- WORK TASK: Please restate the data word for word, in full.

- RECORDS PROVIDED:
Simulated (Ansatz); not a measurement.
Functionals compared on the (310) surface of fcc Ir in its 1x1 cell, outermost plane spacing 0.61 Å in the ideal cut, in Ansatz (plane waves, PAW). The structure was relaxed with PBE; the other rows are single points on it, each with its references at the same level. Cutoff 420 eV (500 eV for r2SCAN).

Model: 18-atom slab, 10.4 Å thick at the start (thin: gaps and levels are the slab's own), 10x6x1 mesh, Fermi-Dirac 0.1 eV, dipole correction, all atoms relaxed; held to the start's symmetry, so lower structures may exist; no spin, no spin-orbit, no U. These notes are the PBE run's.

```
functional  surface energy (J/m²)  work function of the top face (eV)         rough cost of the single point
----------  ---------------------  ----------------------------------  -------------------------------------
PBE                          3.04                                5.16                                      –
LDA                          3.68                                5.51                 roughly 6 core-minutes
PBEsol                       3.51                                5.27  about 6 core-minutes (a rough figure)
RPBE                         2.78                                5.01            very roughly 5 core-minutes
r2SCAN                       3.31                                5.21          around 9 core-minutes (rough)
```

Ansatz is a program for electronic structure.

- WRITTEN RESPONSE:
Simulated (Ansatz); not a measurement.
Functionals compared on the (310) surface of fcc Ir in its 1x1 cell, outermost plane spacing 0.61 Å in the ideal cut, in Ansatz (plane waves, PAW). The structure was relaxed with PBE; the other rows are single points on it, each with its references at the same level. Cutoff 420 eV (500 eV for r2SCAN).

Model: 18-atom slab, 10.4 Å thick at the start (thin: gaps and levels are the slab's own), 10x6x1 mesh, Fermi-Dirac 0.1 eV, dipole correction, all atoms relaxed; held to the start's symmetry, so lower structures may exist; no spin, no spin-orbit, no U. These notes are the PBE run's.

```
functional  surface energy (J/m²)  work function of the top face (eV)         rough cost of the single point
----------  ---------------------  ----------------------------------  -------------------------------------
PBE                          3.04                                5.16                                      –
LDA                          3.68                                5.51                 roughly 6 core-minutes
PBEsol                       3.51                                5.27  about 6 core-minutes (a rough figure)
RPBE                         2.78                                5.01            very roughly 5 core-minutes
r2SCAN                       3.31                                5.21          around 9 core-minutes (rough)
```

Ansatz is a program for electronic structure.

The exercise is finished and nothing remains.